Activity — Word for word, restate all of the records.

☆ ☆ ☆ ☆

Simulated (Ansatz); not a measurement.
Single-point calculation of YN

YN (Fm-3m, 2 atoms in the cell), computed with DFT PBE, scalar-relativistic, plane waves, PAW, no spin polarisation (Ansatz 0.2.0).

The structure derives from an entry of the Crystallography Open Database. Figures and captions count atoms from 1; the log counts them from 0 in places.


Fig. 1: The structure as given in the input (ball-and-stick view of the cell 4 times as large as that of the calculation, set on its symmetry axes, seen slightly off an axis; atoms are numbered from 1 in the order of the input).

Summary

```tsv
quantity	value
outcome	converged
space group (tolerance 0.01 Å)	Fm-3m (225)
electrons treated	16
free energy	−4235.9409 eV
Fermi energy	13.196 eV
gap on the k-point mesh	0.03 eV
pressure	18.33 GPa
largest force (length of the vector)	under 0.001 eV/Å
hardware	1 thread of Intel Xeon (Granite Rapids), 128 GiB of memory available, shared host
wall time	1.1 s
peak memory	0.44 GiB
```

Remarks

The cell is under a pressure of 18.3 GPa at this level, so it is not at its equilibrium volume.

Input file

☆ ☆ ☆ ☆

Response —
Simulated (Ansatz); not a measurement.
Single-point calculation of YN

YN (Fm-3m, 2 atoms in the cell), computed with DFT PBE, scalar-relativistic, plane waves, PAW, no spin polarisation (Ansatz 0.2.0).

The structure derives from an entry of the Crystallography Open Database. Figures and captions count atoms from 1; the log counts them from 0 in places.


Fig. 1: The structure as given in the input (ball-and-stick view of the cell 4 times as large as that of the calculation, set on its symmetry axes, seen slightly off an axis; atoms are numbered from 1 in the order of the input).

Summary

```tsv
quantity	value
outcome	converged
space group (tolerance 0.01 Å)	Fm-3m (225)
electrons treated	16
free energy	−4235.9409 eV
Fermi energy	13.196 eV
gap on the k-point mesh	0.03 eV
pressure	18.33 GPa
largest force (length of the vector)	under 0.001 eV/Å
hardware	1 thread of Intel Xeon (Granite Rapids), 128 GiB of memory available, shared host
wall time	1.1 s
peak memory	0.44 GiB
```

Remarks

The cell is under a pressure of 18.3 GPa at this level, so it is not at its equilibrium volume.

Input file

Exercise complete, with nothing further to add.